▶ ACTIVITY
Only one stretch of the data below is needed. Output the lines from the one with "The cell is" up to and including the one with "## 2. A first look at the guess", exactly as they stand.

▶ PROVIDED RECORDS
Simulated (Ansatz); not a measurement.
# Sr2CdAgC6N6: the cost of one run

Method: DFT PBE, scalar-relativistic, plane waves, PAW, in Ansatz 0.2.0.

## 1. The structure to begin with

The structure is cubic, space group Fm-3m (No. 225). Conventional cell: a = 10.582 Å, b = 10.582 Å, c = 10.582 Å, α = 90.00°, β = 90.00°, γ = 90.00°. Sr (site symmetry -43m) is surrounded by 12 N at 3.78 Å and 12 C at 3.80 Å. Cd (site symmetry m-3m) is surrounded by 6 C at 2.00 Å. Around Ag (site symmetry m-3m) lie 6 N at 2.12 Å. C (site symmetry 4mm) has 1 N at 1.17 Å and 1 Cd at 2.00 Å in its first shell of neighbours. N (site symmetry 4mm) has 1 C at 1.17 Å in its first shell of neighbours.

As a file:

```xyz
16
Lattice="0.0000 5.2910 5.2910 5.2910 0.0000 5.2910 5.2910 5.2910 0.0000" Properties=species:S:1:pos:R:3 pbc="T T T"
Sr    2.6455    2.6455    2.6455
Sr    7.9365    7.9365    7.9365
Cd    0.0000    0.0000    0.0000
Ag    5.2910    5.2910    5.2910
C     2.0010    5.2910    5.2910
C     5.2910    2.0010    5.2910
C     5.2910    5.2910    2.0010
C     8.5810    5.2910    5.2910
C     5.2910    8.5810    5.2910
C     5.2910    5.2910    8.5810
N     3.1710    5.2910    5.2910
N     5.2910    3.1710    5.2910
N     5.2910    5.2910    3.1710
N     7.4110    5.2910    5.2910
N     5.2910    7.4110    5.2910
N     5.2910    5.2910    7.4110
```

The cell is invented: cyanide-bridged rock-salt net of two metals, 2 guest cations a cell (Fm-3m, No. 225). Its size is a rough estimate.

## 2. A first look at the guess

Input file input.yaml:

▶ ANSWER SECTION
The cell is invented: cyanide-bridged rock-salt net of two metals, 2 guest cations a cell (Fm-3m, No. 225). Its size is a rough estimate.

## 2. A first look at the guess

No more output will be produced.